[Opening Data under study section]

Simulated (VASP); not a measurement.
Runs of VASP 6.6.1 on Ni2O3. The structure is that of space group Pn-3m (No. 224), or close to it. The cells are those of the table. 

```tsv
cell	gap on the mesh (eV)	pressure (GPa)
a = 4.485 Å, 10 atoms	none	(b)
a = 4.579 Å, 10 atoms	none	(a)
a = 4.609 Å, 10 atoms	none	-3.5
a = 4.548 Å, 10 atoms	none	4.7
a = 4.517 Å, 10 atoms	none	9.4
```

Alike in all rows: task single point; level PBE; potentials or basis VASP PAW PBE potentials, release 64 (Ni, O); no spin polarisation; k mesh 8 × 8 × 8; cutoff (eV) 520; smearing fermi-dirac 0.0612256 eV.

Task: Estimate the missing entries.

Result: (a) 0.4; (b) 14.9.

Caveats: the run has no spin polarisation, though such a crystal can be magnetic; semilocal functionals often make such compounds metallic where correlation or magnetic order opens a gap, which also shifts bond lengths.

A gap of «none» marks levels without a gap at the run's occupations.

[Closing Data under study section]

* _Work order_:
Could you write out, exactly as they stand, only the lines above that begin at the line with "Alike in all" and stop after the line with "Caveats: the run"?

* _Expected answer_:
Alike in all rows: task single point; level PBE; potentials or basis VASP PAW PBE potentials, release 64 (Ni, O); no spin polarisation; k mesh 8 × 8 × 8; cutoff (eV) 520; smearing fermi-dirac 0.0612256 eV.

Task: Estimate the missing entries.

Result: (a) 0.4; (b) 14.9.

Caveats: the run has no spin polarisation, though such a crystal can be magnetic; semilocal functionals often make such compounds metallic where correlation or magnetic order opens a gap, which also shifts bond lengths.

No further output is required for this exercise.